(DATA FOR REVIEW)

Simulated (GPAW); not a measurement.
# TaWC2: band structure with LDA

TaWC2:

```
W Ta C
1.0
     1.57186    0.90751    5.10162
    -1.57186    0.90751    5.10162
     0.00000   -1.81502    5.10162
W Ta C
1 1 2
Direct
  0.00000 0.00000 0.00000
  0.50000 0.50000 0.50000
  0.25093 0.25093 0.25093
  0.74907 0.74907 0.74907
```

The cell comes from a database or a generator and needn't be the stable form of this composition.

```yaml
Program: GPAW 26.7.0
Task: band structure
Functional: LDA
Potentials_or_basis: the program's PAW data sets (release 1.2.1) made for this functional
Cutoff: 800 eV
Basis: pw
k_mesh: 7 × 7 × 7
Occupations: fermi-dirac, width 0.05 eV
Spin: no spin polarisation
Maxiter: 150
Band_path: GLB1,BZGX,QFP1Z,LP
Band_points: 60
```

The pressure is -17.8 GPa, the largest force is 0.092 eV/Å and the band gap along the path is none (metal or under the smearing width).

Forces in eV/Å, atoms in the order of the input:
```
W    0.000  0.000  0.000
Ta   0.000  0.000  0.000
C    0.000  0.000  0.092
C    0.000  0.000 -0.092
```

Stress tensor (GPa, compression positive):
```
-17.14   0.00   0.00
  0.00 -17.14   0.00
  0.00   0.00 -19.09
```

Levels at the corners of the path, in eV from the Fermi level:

(End DATA FOR REVIEW)

__REQUIRED ACTION__
Write out the material above exactly and in full.

__WRITTEN SOLUTION__
Simulated (GPAW); not a measurement.
# TaWC2: band structure with LDA

TaWC2:

```
W Ta C
1.0
     1.57186    0.90751    5.10162
    -1.57186    0.90751    5.10162
     0.00000   -1.81502    5.10162
W Ta C
1 1 2
Direct
  0.00000 0.00000 0.00000
  0.50000 0.50000 0.50000
  0.25093 0.25093 0.25093
  0.74907 0.74907 0.74907
```

The cell comes from a database or a generator and needn't be the stable form of this composition.

```yaml
Program: GPAW 26.7.0
Task: band structure
Functional: LDA
Potentials_or_basis: the program's PAW data sets (release 1.2.1) made for this functional
Cutoff: 800 eV
Basis: pw
k_mesh: 7 × 7 × 7
Occupations: fermi-dirac, width 0.05 eV
Spin: no spin polarisation
Maxiter: 150
Band_path: GLB1,BZGX,QFP1Z,LP
Band_points: 60
```

The pressure is -17.8 GPa, the largest force is 0.092 eV/Å and the band gap along the path is none (metal or under the smearing width).

Forces in eV/Å, atoms in the order of the input:
```
W    0.000  0.000  0.000
Ta   0.000  0.000  0.000
C    0.000  0.000  0.092
C    0.000  0.000 -0.092
```

Stress tensor (GPa, compression positive):
```
-17.14   0.00   0.00
  0.00 -17.14   0.00
  0.00   0.00 -19.09
```

Levels at the corners of the path, in eV from the Fermi level:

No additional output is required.